---------------
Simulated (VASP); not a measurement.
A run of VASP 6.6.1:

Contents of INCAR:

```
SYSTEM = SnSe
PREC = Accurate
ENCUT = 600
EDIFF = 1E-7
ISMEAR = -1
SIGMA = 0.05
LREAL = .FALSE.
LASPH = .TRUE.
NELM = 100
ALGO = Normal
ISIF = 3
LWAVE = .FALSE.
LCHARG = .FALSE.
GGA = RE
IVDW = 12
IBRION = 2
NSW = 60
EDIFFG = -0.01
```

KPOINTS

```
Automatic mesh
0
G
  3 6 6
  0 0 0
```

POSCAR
---------------

▶ ASSIGNED TASK
Reproduce all data above, unchanged.

▶ RESPONSE BOX
Simulated (VASP); not a measurement.
A run of VASP 6.6.1:

Contents of INCAR:

```
SYSTEM = SnSe
PREC = Accurate
ENCUT = 600
EDIFF = 1E-7
ISMEAR = -1
SIGMA = 0.05
LREAL = .FALSE.
LASPH = .TRUE.
NELM = 100
ALGO = Normal
ISIF = 3
LWAVE = .FALSE.
LCHARG = .FALSE.
GGA = RE
IVDW = 12
IBRION = 2
NSW = 60
EDIFFG = -0.01
```

KPOINTS

```
Automatic mesh
0
G
  3 6 6
  0 0 0
```

POSCAR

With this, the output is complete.